- **INPUT DATA**
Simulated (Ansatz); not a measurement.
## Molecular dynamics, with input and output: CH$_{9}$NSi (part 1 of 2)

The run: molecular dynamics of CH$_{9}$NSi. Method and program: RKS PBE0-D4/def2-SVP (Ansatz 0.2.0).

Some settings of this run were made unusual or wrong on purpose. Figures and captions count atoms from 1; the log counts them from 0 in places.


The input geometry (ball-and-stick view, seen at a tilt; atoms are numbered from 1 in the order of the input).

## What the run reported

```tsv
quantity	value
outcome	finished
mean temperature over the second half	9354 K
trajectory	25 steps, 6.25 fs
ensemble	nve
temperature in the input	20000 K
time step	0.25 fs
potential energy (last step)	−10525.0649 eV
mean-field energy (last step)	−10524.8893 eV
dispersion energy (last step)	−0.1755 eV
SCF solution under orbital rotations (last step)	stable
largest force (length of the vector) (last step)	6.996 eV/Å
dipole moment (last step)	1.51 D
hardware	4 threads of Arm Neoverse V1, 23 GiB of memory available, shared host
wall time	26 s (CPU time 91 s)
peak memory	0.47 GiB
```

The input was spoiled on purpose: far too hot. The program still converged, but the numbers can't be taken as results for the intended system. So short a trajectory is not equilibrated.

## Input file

- **ACTIVITY**
Print each entry exactly as it was written.

- **YOUR RESPONSE**
Simulated (Ansatz); not a measurement.
## Molecular dynamics, with input and output: CH$_{9}$NSi (part 1 of 2)

The run: molecular dynamics of CH$_{9}$NSi. Method and program: RKS PBE0-D4/def2-SVP (Ansatz 0.2.0).

Some settings of this run were made unusual or wrong on purpose. Figures and captions count atoms from 1; the log counts them from 0 in places.


The input geometry (ball-and-stick view, seen at a tilt; atoms are numbered from 1 in the order of the input).

## What the run reported

```tsv
quantity	value
outcome	finished
mean temperature over the second half	9354 K
trajectory	25 steps, 6.25 fs
ensemble	nve
temperature in the input	20000 K
time step	0.25 fs
potential energy (last step)	−10525.0649 eV
mean-field energy (last step)	−10524.8893 eV
dispersion energy (last step)	−0.1755 eV
SCF solution under orbital rotations (last step)	stable
largest force (length of the vector) (last step)	6.996 eV/Å
dipole moment (last step)	1.51 D
hardware	4 threads of Arm Neoverse V1, 23 GiB of memory available, shared host
wall time	26 s (CPU time 91 s)
peak memory	0.47 GiB
```

The input was spoiled on purpose: far too hot. The program still converged, but the numbers can't be taken as results for the intended system. So short a trajectory is not equilibrated.

## Input file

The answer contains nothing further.